#### Work task
Working from the records beneath this line, reproduce each one exactly.

^^^^
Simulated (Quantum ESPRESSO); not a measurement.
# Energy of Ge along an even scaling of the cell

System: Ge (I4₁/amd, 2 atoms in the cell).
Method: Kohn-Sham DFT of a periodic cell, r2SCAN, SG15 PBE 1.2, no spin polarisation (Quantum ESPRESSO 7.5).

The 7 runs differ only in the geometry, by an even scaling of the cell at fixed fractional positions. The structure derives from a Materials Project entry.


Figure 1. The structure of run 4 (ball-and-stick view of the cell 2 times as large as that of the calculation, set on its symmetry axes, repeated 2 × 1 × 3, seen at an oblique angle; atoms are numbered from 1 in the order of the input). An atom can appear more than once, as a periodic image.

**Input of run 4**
^^^^

#### Task output
Simulated (Quantum ESPRESSO); not a measurement.
# Energy of Ge along an even scaling of the cell

System: Ge (I4₁/amd, 2 atoms in the cell).
Method: Kohn-Sham DFT of a periodic cell, r2SCAN, SG15 PBE 1.2, no spin polarisation (Quantum ESPRESSO 7.5).

The 7 runs differ only in the geometry, by an even scaling of the cell at fixed fractional positions. The structure derives from a Materials Project entry.


Figure 1. The structure of run 4 (ball-and-stick view of the cell 2 times as large as that of the calculation, set on its symmetry axes, repeated 2 × 1 × 3, seen at an oblique angle; atoms are numbered from 1 in the order of the input). An atom can appear more than once, as a periodic image.

**Input of run 4**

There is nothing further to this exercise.